- _Material shown_
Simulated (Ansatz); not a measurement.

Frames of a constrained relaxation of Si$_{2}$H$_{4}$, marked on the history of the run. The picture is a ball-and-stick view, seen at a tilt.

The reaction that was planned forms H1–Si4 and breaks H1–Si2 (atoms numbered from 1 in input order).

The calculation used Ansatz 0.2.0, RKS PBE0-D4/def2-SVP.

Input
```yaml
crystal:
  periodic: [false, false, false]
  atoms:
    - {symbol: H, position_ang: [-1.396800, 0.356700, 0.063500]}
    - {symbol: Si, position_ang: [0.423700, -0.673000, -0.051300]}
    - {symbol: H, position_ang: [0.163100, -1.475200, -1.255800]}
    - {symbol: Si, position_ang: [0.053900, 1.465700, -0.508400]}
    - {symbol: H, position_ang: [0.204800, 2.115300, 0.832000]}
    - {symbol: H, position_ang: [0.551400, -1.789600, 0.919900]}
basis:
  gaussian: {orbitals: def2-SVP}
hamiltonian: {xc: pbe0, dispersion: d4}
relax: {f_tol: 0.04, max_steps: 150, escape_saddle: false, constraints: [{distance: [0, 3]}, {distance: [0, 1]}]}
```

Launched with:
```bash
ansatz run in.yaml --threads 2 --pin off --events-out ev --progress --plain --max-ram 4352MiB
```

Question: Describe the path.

- _Action item_
In the answer, the lines from the first line of the data above through the line containing "Frames of a" must appear exactly as written, with nothing else.

- _Response area_
Simulated (Ansatz); not a measurement.

Frames of a constrained relaxation of Si$_{2}$H$_{4}$, marked on the history of the run. The picture is a ball-and-stick view, seen at a tilt.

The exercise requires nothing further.